• EXERCISE DATA:
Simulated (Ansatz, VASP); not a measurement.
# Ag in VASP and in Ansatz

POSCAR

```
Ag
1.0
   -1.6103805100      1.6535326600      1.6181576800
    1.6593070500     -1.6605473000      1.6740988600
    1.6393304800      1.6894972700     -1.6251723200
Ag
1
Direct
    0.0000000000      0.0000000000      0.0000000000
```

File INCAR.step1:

• WORK TASK: The response should consist of all the entries, transcribed exactly.

• ANSWER SECTION:
Simulated (Ansatz, VASP); not a measurement.
# Ag in VASP and in Ansatz

POSCAR

```
Ag
1.0
   -1.6103805100      1.6535326600      1.6181576800
    1.6593070500     -1.6605473000      1.6740988600
    1.6393304800      1.6894972700     -1.6251723200
Ag
1
Direct
    0.0000000000      0.0000000000      0.0000000000
```

File INCAR.step1:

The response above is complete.